*-*-*
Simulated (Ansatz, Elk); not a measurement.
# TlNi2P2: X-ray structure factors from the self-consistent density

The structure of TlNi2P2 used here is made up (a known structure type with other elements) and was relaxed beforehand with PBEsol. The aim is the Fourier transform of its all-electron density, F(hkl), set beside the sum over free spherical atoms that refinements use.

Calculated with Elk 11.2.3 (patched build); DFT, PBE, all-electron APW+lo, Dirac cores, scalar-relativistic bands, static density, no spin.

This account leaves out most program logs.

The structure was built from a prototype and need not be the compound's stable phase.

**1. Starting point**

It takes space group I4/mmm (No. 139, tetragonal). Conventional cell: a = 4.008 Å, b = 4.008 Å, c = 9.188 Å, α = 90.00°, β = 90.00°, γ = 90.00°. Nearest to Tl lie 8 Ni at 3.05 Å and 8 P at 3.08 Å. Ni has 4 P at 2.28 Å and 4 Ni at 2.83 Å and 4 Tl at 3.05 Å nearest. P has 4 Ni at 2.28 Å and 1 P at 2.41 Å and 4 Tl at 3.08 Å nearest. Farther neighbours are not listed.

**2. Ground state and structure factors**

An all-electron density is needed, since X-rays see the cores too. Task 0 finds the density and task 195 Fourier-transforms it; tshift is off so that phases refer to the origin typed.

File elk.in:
*-*-*

● **Exercise**:
Beginning with the line containing "and structure factors**" and ending with the line containing "An all-electron density", extract those lines exactly from the listing above, and only those.

● **Result**:
**2. Ground state and structure factors**

An all-electron density is needed, since X-rays see the cores too. Task 0 finds the density and task 195 Fourier-transforms it; tshift is off so that phases refer to the origin typed.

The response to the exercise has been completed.